# [Work request]
Below are entries to return in full. Keep each one exact.

# [Record extracts]
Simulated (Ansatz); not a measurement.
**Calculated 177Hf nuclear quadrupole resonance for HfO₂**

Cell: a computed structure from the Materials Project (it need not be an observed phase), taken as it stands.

# [Solution]
Simulated (Ansatz); not a measurement.
**Calculated 177Hf nuclear quadrupole resonance for HfO₂**

Cell: a computed structure from the Materials Project (it need not be an observed phase), taken as it stands.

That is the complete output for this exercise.